» WORK ORDER:
Below this line is a set of entries; quote exactly the lines from the line that contains "Potentials or basis: all-electron" to the line that contains "Translate it to", both lines included.

» DATA FOR REVIEW:
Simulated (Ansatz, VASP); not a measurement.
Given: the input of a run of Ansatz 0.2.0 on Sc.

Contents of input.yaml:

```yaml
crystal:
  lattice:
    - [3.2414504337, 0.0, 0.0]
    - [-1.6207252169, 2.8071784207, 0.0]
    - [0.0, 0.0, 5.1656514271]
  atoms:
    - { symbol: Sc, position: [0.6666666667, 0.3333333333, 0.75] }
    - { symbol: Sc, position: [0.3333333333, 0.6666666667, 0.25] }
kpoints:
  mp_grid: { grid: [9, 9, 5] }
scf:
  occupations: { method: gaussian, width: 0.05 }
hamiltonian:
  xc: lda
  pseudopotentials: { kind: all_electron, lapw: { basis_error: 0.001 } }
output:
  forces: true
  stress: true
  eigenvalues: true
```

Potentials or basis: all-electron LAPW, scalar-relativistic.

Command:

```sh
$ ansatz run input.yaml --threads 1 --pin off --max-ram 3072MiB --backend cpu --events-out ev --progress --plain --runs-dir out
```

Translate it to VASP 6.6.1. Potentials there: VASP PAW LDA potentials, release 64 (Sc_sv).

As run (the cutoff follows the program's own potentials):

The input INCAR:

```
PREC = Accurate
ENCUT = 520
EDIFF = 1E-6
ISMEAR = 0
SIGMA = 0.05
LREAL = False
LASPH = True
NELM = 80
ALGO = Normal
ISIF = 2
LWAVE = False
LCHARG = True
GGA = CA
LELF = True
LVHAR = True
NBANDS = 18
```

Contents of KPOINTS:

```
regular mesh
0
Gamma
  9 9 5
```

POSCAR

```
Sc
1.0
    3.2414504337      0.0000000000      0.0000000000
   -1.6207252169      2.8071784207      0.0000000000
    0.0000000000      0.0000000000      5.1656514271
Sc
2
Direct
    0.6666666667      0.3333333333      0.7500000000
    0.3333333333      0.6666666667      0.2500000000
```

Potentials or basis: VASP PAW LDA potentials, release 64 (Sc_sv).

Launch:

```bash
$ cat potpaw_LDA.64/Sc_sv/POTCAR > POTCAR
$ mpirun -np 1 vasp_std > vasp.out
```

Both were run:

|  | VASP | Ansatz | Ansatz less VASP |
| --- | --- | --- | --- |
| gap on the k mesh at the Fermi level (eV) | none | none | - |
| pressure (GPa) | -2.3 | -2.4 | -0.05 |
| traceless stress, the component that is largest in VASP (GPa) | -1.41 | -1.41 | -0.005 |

» RESULT:
Potentials or basis: all-electron LAPW, scalar-relativistic.

Command:

```sh
$ ansatz run input.yaml --threads 1 --pin off --max-ram 3072MiB --backend cpu --events-out ev --progress --plain --runs-dir out
```

Translate it to VASP 6.6.1. Potentials there: VASP PAW LDA potentials, release 64 (Sc_sv).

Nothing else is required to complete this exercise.